* _BRIEF_:
The output must match the entries below exactly.

+--
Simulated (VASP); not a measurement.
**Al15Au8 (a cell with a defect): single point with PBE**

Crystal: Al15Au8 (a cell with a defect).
+--

* _TASK SOLUTION_:
Simulated (VASP); not a measurement.
**Al15Au8 (a cell with a defect): single point with PBE**

Crystal: Al15Au8 (a cell with a defect).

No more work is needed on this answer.